--- REQUIRED ACTION ---
From the first line of the entries below, reproduce everything exactly through the line with "A: C, isotropic", and nothing more.

########################################
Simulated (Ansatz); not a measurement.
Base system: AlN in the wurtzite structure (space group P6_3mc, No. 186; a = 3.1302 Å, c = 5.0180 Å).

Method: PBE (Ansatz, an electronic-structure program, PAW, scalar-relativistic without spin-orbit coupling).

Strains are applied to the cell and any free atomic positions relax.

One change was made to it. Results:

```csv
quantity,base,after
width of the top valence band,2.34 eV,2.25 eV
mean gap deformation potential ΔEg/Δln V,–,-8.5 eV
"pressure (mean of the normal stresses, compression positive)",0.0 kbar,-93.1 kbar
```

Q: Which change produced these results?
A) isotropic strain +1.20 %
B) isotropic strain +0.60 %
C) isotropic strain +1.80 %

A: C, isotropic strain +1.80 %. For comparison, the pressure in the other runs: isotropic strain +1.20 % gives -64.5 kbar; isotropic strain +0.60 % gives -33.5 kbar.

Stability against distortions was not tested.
########################################

--- EXPECTED ANSWER ---
Simulated (Ansatz); not a measurement.
Base system: AlN in the wurtzite structure (space group P6_3mc, No. 186; a = 3.1302 Å, c = 5.0180 Å).

Method: PBE (Ansatz, an electronic-structure program, PAW, scalar-relativistic without spin-orbit coupling).

Strains are applied to the cell and any free atomic positions relax.

One change was made to it. Results:

```csv
quantity,base,after
width of the top valence band,2.34 eV,2.25 eV
mean gap deformation potential ΔEg/Δln V,–,-8.5 eV
"pressure (mean of the normal stresses, compression positive)",0.0 kbar,-93.1 kbar
```

Q: Which change produced these results?
A) isotropic strain +1.20 %
B) isotropic strain +0.60 %
C) isotropic strain +1.80 %

A: C, isotropic strain +1.80 %. For comparison, the pressure in the other runs: isotropic strain +1.20 % gives -64.5 kbar; isotropic strain +0.60 % gives -33.5 kbar.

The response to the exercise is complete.